** Recorded data **
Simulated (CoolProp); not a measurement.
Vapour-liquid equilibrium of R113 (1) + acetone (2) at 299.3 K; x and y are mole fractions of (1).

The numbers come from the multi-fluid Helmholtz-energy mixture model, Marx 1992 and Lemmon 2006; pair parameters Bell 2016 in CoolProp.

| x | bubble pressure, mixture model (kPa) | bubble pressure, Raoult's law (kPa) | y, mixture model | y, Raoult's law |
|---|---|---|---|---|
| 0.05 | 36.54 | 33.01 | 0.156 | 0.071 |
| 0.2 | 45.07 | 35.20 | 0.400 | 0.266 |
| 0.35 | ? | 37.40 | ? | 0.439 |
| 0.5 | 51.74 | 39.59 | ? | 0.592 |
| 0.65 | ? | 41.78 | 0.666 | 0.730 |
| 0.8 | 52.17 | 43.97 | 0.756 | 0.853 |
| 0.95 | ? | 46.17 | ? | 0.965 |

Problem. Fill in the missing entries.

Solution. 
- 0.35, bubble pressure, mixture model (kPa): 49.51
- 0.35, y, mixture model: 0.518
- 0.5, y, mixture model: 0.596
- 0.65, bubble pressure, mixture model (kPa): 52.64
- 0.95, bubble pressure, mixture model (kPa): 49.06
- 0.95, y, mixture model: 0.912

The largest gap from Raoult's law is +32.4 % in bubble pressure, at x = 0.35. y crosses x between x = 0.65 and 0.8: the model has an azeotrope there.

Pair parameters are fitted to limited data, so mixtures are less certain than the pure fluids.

** Action item **
Reproduce precisely, and with no line left out, each line from the top of the entries through the line that carries "Vapour-liquid equilibrium of".

** Response box **
Simulated (CoolProp); not a measurement.
Vapour-liquid equilibrium of R113 (1) + acetone (2) at 299.3 K; x and y are mole fractions of (1).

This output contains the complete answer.